■ ACTIVITY
Your reply should consist solely of the lines from the start of the material below through the line containing "A: (a) 0.5; (b) 1.28.", reproduced exactly.

■ MATERIAL SUPPLIED
== == ==
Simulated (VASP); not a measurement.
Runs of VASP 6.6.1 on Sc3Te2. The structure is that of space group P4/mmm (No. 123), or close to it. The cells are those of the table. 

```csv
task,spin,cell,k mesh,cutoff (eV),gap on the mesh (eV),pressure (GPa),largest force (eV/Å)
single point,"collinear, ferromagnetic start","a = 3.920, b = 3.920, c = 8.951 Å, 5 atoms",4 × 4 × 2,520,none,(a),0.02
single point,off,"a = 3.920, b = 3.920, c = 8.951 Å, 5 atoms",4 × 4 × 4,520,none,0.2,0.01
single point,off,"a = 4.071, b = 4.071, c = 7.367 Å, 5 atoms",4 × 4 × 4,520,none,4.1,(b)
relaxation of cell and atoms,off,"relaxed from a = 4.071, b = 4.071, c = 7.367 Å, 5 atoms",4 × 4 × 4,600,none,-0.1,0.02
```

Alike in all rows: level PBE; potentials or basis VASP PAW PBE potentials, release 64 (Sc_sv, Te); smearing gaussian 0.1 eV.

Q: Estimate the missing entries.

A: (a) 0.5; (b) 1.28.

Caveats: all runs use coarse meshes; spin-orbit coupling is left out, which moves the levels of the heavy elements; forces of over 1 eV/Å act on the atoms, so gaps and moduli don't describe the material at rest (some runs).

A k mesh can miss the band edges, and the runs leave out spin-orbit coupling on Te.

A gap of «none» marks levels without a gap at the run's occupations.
== == ==

■ WRITTEN REPLY
Simulated (VASP); not a measurement.
Runs of VASP 6.6.1 on Sc3Te2. The structure is that of space group P4/mmm (No. 123), or close to it. The cells are those of the table. 

```csv
task,spin,cell,k mesh,cutoff (eV),gap on the mesh (eV),pressure (GPa),largest force (eV/Å)
single point,"collinear, ferromagnetic start","a = 3.920, b = 3.920, c = 8.951 Å, 5 atoms",4 × 4 × 2,520,none,(a),0.02
single point,off,"a = 3.920, b = 3.920, c = 8.951 Å, 5 atoms",4 × 4 × 4,520,none,0.2,0.01
single point,off,"a = 4.071, b = 4.071, c = 7.367 Å, 5 atoms",4 × 4 × 4,520,none,4.1,(b)
relaxation of cell and atoms,off,"relaxed from a = 4.071, b = 4.071, c = 7.367 Å, 5 atoms",4 × 4 × 4,600,none,-0.1,0.02
```

Alike in all rows: level PBE; potentials or basis VASP PAW PBE potentials, release 64 (Sc_sv, Te); smearing gaussian 0.1 eV.

Q: Estimate the missing entries.

A: (a) 0.5; (b) 1.28.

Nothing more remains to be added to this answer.